Top of SUPPLIED ENTRIES
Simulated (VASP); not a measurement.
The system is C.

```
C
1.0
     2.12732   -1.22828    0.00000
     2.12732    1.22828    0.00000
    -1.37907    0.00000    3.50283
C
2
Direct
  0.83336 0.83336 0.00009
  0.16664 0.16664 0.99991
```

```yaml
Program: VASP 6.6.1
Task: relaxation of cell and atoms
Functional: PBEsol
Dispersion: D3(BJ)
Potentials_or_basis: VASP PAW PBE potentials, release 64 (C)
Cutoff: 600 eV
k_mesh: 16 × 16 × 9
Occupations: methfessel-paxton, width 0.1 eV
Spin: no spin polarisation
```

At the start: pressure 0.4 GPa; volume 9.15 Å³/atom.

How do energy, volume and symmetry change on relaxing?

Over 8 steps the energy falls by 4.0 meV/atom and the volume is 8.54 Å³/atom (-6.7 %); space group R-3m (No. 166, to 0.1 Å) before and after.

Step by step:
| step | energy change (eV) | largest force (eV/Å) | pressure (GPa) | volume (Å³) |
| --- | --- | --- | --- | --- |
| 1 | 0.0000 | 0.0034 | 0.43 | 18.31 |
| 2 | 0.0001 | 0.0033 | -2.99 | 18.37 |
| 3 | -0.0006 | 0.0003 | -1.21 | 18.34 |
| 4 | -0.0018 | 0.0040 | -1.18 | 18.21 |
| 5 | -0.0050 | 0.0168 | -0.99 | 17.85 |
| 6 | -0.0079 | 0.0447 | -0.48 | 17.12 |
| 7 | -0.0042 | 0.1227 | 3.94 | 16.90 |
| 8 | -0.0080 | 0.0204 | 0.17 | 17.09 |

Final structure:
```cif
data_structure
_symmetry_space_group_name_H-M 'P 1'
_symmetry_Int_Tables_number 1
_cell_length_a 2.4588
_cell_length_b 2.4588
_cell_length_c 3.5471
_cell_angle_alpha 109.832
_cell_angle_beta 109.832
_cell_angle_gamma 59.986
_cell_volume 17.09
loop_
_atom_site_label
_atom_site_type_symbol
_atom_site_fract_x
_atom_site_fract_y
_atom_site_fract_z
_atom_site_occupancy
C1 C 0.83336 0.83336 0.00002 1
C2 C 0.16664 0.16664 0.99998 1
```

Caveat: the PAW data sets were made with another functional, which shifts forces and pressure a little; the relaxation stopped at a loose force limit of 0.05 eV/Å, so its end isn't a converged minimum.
Bottom of SUPPLIED ENTRIES

ACTION ITEM | Would you set down, word for word, the lines from the opening of the entries above through the line with "-1.18 | 18.21 |", both included, and no others?

WRITTEN RESPONSE |
Simulated (VASP); not a measurement.
The system is C.

```
C
1.0
     2.12732   -1.22828    0.00000
     2.12732    1.22828    0.00000
    -1.37907    0.00000    3.50283
C
2
Direct
  0.83336 0.83336 0.00009
  0.16664 0.16664 0.99991
```

```yaml
Program: VASP 6.6.1
Task: relaxation of cell and atoms
Functional: PBEsol
Dispersion: D3(BJ)
Potentials_or_basis: VASP PAW PBE potentials, release 64 (C)
Cutoff: 600 eV
k_mesh: 16 × 16 × 9
Occupations: methfessel-paxton, width 0.1 eV
Spin: no spin polarisation
```

At the start: pressure 0.4 GPa; volume 9.15 Å³/atom.

How do energy, volume and symmetry change on relaxing?

Over 8 steps the energy falls by 4.0 meV/atom and the volume is 8.54 Å³/atom (-6.7 %); space group R-3m (No. 166, to 0.1 Å) before and after.

Step by step:
| step | energy change (eV) | largest force (eV/Å) | pressure (GPa) | volume (Å³) |
| --- | --- | --- | --- | --- |
| 1 | 0.0000 | 0.0034 | 0.43 | 18.31 |
| 2 | 0.0001 | 0.0033 | -2.99 | 18.37 |
| 3 | -0.0006 | 0.0003 | -1.21 | 18.34 |
| 4 | -0.0018 | 0.0040 | -1.18 | 18.21 |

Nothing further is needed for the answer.